REQUIRED ACTION
From the records below, transcribe only the lines running from the one with "Can the final energy be trusted as converged?" through the one with "The calculation finished". Keep both of those end lines.

■ ■ ■ ■ ■
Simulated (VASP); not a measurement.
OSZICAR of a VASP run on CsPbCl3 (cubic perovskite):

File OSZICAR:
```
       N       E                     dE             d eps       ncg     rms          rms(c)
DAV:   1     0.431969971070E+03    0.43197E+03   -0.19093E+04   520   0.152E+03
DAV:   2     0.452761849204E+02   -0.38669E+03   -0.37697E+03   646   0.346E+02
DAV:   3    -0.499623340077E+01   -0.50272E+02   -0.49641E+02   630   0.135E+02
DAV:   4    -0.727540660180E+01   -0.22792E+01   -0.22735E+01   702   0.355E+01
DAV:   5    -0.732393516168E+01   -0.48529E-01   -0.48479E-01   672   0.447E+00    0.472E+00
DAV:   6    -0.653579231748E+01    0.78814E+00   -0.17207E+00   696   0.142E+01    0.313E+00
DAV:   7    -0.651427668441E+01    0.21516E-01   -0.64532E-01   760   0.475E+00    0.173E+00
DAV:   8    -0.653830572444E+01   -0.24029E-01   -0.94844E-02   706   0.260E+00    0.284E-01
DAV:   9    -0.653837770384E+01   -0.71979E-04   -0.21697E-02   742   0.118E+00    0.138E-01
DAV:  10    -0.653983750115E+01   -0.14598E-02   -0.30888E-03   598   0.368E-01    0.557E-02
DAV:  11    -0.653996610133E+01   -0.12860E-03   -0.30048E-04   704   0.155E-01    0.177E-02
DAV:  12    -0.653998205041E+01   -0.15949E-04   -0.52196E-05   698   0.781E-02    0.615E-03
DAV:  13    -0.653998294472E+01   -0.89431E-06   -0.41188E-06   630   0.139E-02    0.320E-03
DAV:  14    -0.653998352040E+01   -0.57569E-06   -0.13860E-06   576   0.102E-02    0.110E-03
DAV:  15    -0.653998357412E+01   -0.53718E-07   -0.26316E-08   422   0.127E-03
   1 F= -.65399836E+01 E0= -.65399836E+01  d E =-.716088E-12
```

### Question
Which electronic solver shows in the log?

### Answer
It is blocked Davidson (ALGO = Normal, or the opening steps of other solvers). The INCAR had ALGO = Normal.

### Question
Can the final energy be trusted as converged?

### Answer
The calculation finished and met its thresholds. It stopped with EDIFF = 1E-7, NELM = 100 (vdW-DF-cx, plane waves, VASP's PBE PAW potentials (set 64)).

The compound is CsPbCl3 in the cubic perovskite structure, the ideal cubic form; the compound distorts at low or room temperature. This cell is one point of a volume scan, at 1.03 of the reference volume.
■ ■ ■ ■ ■

WRITTEN ANSWER
Can the final energy be trusted as converged?

### Answer
The calculation finished and met its thresholds. It stopped with EDIFF = 1E-7, NELM = 100 (vdW-DF-cx, plane waves, VASP's PBE PAW potentials (set 64)).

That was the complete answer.